[Dataset extract]

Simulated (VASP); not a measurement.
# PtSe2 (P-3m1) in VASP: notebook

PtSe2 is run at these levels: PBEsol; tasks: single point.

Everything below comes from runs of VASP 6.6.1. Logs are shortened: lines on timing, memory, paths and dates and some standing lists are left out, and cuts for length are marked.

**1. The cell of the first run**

[/Dataset extract]

**Activity:**
After the last line, print all the entries once again, unchanged.

**Written answer:**
Simulated (VASP); not a measurement.
# PtSe2 (P-3m1) in VASP: notebook

PtSe2 is run at these levels: PBEsol; tasks: single point.

Everything below comes from runs of VASP 6.6.1. Logs are shortened: lines on timing, memory, paths and dates and some standing lists are left out, and cuts for length are marked.

**1. The cell of the first run**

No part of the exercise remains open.